————

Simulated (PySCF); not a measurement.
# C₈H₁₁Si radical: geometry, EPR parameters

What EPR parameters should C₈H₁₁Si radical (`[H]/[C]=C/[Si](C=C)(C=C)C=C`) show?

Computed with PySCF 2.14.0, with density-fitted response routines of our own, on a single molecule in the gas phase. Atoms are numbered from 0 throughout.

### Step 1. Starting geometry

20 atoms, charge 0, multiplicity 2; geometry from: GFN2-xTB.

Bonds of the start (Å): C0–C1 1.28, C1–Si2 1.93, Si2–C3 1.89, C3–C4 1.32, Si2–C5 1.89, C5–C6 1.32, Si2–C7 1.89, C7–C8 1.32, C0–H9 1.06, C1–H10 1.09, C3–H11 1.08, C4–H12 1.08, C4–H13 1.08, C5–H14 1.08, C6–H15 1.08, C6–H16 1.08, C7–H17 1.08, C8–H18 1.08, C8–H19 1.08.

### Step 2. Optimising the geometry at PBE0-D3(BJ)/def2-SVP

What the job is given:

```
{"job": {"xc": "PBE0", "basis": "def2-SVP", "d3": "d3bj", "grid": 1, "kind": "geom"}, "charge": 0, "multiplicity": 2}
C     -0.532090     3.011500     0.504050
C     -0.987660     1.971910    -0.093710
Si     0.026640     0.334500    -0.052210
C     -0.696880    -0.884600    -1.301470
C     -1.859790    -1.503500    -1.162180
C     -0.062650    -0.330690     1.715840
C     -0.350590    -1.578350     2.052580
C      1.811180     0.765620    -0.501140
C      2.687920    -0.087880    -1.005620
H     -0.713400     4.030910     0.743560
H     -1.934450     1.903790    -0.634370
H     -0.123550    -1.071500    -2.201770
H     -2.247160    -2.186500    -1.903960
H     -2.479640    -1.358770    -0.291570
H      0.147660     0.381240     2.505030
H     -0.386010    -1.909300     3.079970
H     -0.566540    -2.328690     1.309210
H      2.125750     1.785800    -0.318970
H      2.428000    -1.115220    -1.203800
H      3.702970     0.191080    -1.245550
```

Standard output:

————

**REQUIREMENT:** Print only these lines, please. They run from the start of the entries above to the line containing "20 atoms, charge", both ends included, and must match exactly.

**WRITTEN SOLUTION:**
Simulated (PySCF); not a measurement.
# C₈H₁₁Si radical: geometry, EPR parameters

What EPR parameters should C₈H₁₁Si radical (`[H]/[C]=C/[Si](C=C)(C=C)C=C`) show?

Computed with PySCF 2.14.0, with density-fitted response routines of our own, on a single molecule in the gas phase. Atoms are numbered from 0 throughout.

### Step 1. Starting geometry

20 atoms, charge 0, multiplicity 2; geometry from: GFN2-xTB.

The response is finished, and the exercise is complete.